**REQUIRED ACTION**
Those lines of the material below that fall between its first line and the line with "With x = (α/α₀)²", both included, are to be repeated exactly.

**RECORD SET**
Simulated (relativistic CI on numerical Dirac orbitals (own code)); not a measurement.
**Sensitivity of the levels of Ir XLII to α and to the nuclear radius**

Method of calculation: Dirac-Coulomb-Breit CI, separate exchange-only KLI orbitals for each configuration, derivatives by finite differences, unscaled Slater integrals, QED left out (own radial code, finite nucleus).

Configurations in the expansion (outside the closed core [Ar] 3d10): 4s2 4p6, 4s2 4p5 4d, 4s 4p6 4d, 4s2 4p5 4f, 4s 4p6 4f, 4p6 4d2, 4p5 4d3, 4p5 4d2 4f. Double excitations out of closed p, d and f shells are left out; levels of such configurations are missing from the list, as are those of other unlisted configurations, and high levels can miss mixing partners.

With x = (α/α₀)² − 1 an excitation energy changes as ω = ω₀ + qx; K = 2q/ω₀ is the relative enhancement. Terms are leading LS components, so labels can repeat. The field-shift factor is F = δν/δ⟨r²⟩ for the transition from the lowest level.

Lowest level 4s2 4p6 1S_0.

**EXERCISE OUTPUT**
Simulated (relativistic CI on numerical Dirac orbitals (own code)); not a measurement.
**Sensitivity of the levels of Ir XLII to α and to the nuclear radius**

Method of calculation: Dirac-Coulomb-Breit CI, separate exchange-only KLI orbitals for each configuration, derivatives by finite differences, unscaled Slater integrals, QED left out (own radial code, finite nucleus).

Configurations in the expansion (outside the closed core [Ar] 3d10): 4s2 4p6, 4s2 4p5 4d, 4s 4p6 4d, 4s2 4p5 4f, 4s 4p6 4f, 4p6 4d2, 4p5 4d3, 4p5 4d2 4f. Double excitations out of closed p, d and f shells are left out; levels of such configurations are missing from the list, as are those of other unlisted configurations, and high levels can miss mixing partners.

With x = (α/α₀)² − 1 an excitation energy changes as ω = ω₀ + qx; K = 2q/ω₀ is the relative enhancement. Terms are leading LS components, so labels can repeat. The field-shift factor is F = δν/δ⟨r²⟩ for the transition from the lowest level.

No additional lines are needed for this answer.